Material supplied:
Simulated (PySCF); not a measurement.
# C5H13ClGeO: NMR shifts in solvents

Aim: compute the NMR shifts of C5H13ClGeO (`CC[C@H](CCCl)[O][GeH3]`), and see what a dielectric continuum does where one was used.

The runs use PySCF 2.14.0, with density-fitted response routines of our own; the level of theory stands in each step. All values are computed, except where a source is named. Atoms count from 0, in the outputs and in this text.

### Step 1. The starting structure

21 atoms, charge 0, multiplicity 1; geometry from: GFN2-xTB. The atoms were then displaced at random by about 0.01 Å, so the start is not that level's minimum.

Work order: Retype the material above in full, keeping every word as it stands.

Written solution:
Simulated (PySCF); not a measurement.
# C5H13ClGeO: NMR shifts in solvents

Aim: compute the NMR shifts of C5H13ClGeO (`CC[C@H](CCCl)[O][GeH3]`), and see what a dielectric continuum does where one was used.

The runs use PySCF 2.14.0, with density-fitted response routines of our own; the level of theory stands in each step. All values are computed, except where a source is named. Atoms count from 0, in the outputs and in this text.

### Step 1. The starting structure

21 atoms, charge 0, multiplicity 1; geometry from: GFN2-xTB. The atoms were then displaced at random by about 0.01 Å, so the start is not that level's minimum.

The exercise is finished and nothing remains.